Work order →
Please repeat, unchanged, the lines at the top of the listing below, ending with the one that has "Experimental results on".

Dataset excerpts →
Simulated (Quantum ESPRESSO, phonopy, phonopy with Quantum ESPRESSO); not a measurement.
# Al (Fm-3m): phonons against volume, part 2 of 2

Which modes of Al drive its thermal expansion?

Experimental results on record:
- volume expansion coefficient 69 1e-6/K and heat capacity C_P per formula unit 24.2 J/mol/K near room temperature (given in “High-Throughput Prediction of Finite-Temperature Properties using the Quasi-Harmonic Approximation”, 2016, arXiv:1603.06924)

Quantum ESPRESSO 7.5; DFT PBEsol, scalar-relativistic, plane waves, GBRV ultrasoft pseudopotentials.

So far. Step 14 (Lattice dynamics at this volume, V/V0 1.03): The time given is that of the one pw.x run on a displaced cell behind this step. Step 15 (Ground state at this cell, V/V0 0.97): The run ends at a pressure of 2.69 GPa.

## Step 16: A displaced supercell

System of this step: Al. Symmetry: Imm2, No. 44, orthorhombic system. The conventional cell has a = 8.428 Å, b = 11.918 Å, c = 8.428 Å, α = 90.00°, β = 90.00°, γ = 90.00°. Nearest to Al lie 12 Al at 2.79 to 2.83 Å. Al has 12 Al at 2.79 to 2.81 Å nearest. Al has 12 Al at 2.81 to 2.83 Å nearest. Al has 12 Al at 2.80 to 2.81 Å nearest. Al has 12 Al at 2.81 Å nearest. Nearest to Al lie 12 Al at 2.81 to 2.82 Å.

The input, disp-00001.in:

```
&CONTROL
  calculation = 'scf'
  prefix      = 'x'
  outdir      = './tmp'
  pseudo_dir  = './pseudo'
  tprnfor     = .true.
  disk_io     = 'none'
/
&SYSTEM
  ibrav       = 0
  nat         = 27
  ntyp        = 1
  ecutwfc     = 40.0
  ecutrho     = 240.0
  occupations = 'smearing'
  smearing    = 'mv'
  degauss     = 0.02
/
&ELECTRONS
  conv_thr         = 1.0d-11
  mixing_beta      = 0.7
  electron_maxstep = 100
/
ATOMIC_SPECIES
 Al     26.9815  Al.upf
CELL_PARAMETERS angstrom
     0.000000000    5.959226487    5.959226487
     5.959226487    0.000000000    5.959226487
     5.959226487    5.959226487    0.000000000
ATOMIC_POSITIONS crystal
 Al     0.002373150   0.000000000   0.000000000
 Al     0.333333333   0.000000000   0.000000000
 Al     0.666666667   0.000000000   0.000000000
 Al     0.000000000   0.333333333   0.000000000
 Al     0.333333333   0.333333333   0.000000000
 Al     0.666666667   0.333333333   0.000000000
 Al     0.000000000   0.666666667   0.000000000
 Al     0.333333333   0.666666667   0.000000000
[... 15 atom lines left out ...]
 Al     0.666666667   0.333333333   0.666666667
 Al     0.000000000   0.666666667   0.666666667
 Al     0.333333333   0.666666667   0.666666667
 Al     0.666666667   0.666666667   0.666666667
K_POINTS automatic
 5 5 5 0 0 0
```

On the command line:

Exercise answer →
Simulated (Quantum ESPRESSO, phonopy, phonopy with Quantum ESPRESSO); not a measurement.
# Al (Fm-3m): phonons against volume, part 2 of 2

Which modes of Al drive its thermal expansion?

Experimental results on record:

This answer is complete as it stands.